■ **REQUIRED ACTION**: From the opening line of the records through the line bearing "Question: Where are the electrons localised?", set down every line exactly.

○ ○ ○

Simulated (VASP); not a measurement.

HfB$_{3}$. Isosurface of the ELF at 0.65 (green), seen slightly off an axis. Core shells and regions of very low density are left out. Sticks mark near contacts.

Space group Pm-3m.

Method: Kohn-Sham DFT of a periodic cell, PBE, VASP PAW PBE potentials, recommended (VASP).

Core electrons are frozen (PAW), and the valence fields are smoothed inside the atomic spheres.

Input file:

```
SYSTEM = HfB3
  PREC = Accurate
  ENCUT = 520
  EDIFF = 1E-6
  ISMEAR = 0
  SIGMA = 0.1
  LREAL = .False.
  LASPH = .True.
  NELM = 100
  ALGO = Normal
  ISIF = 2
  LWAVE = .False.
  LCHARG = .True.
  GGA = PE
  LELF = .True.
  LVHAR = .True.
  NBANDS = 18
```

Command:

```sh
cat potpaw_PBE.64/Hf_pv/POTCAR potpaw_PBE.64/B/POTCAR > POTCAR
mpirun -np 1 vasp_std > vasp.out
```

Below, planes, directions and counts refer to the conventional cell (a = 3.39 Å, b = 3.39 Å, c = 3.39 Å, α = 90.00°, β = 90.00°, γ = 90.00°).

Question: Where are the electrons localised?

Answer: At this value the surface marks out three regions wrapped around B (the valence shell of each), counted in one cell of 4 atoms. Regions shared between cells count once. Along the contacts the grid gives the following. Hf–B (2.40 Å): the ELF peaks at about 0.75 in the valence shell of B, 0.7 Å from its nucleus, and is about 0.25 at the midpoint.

○ ○ ○

■ **ANSWER SPACE**:
Simulated (VASP); not a measurement.

HfB$_{3}$. Isosurface of the ELF at 0.65 (green), seen slightly off an axis. Core shells and regions of very low density are left out. Sticks mark near contacts.

Space group Pm-3m.

Method: Kohn-Sham DFT of a periodic cell, PBE, VASP PAW PBE potentials, recommended (VASP).

Core electrons are frozen (PAW), and the valence fields are smoothed inside the atomic spheres.

Input file:

```
SYSTEM = HfB3
  PREC = Accurate
  ENCUT = 520
  EDIFF = 1E-6
  ISMEAR = 0
  SIGMA = 0.1
  LREAL = .False.
  LASPH = .True.
  NELM = 100
  ALGO = Normal
  ISIF = 2
  LWAVE = .False.
  LCHARG = .True.
  GGA = PE
  LELF = .True.
  LVHAR = .True.
  NBANDS = 18
```

Command:

```sh
cat potpaw_PBE.64/Hf_pv/POTCAR potpaw_PBE.64/B/POTCAR > POTCAR
mpirun -np 1 vasp_std > vasp.out
```

Below, planes, directions and counts refer to the conventional cell (a = 3.39 Å, b = 3.39 Å, c = 3.39 Å, α = 90.00°, β = 90.00°, γ = 90.00°).

Question: Where are the electrons localised?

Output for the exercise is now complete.